[[ GIVEN INFORMATION, beginning ]]

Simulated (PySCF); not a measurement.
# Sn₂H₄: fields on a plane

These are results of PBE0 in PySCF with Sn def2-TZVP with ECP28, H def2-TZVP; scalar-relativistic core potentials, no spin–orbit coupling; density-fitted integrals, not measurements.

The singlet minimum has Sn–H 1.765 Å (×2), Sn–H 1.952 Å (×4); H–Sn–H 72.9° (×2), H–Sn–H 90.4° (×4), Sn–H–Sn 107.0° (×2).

[[ GIVEN INFORMATION, end ]]

WORK REQUEST » A reply that repeats all the data exactly is required.

ANSWER SPACE »
Simulated (PySCF); not a measurement.
# Sn₂H₄: fields on a plane

These are results of PBE0 in PySCF with Sn def2-TZVP with ECP28, H def2-TZVP; scalar-relativistic core potentials, no spin–orbit coupling; density-fitted integrals, not measurements.

The singlet minimum has Sn–H 1.765 Å (×2), Sn–H 1.952 Å (×4); H–Sn–H 72.9° (×2), H–Sn–H 90.4° (×4), Sn–H–Sn 107.0° (×2).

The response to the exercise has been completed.